_Action item:_
Please give every entry again, exactly as it reads.

_Information provided:_
»»
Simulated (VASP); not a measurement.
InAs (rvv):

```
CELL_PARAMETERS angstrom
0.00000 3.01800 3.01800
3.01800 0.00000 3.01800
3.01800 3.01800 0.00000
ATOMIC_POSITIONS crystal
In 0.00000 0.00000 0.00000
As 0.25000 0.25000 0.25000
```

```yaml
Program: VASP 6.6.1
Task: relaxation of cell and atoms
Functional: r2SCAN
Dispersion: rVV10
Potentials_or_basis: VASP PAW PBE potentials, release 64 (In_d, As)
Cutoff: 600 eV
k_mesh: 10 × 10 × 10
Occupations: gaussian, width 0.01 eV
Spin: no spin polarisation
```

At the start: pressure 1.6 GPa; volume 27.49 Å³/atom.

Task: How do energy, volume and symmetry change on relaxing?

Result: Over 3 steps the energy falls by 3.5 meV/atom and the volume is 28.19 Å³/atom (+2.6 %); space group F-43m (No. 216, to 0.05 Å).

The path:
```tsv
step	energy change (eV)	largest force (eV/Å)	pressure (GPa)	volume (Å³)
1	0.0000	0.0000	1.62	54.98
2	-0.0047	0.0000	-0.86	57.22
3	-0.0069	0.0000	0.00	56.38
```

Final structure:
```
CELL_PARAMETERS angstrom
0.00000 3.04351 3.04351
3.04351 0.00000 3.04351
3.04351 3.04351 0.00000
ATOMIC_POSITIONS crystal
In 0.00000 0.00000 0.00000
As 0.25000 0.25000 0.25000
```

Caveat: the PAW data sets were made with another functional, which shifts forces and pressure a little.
««

_Written reply:_
Simulated (VASP); not a measurement.
InAs (rvv):

```
CELL_PARAMETERS angstrom
0.00000 3.01800 3.01800
3.01800 0.00000 3.01800
3.01800 3.01800 0.00000
ATOMIC_POSITIONS crystal
In 0.00000 0.00000 0.00000
As 0.25000 0.25000 0.25000
```

```yaml
Program: VASP 6.6.1
Task: relaxation of cell and atoms
Functional: r2SCAN
Dispersion: rVV10
Potentials_or_basis: VASP PAW PBE potentials, release 64 (In_d, As)
Cutoff: 600 eV
k_mesh: 10 × 10 × 10
Occupations: gaussian, width 0.01 eV
Spin: no spin polarisation
```

At the start: pressure 1.6 GPa; volume 27.49 Å³/atom.

Task: How do energy, volume and symmetry change on relaxing?

Result: Over 3 steps the energy falls by 3.5 meV/atom and the volume is 28.19 Å³/atom (+2.6 %); space group F-43m (No. 216, to 0.05 Å).

The path:
```tsv
step	energy change (eV)	largest force (eV/Å)	pressure (GPa)	volume (Å³)
1	0.0000	0.0000	1.62	54.98
2	-0.0047	0.0000	-0.86	57.22
3	-0.0069	0.0000	0.00	56.38
```

Final structure:
```
CELL_PARAMETERS angstrom
0.00000 3.04351 3.04351
3.04351 0.00000 3.04351
3.04351 3.04351 0.00000
ATOMIC_POSITIONS crystal
In 0.00000 0.00000 0.00000
As 0.25000 0.25000 0.25000
```

Caveat: the PAW data sets were made with another functional, which shifts forces and pressure a little.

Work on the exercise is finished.